- Work order -
Repeat all the data that appears below, keeping it exact.

- Listed entries -
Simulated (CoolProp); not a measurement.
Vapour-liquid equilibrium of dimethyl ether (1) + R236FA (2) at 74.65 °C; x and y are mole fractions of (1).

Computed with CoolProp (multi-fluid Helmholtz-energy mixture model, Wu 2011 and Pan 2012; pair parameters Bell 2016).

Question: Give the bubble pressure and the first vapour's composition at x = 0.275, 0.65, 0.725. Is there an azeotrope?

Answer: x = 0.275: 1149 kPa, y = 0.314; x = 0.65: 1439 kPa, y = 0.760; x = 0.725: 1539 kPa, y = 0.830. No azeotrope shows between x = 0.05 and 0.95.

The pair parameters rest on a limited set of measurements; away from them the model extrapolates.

- Answer section -
Simulated (CoolProp); not a measurement.
Vapour-liquid equilibrium of dimethyl ether (1) + R236FA (2) at 74.65 °C; x and y are mole fractions of (1).

Computed with CoolProp (multi-fluid Helmholtz-energy mixture model, Wu 2011 and Pan 2012; pair parameters Bell 2016).

Question: Give the bubble pressure and the first vapour's composition at x = 0.275, 0.65, 0.725. Is there an azeotrope?

Answer: x = 0.275: 1149 kPa, y = 0.314; x = 0.65: 1439 kPa, y = 0.760; x = 0.725: 1539 kPa, y = 0.830. No azeotrope shows between x = 0.05 and 0.95.

The pair parameters rest on a limited set of measurements; away from them the model extrapolates.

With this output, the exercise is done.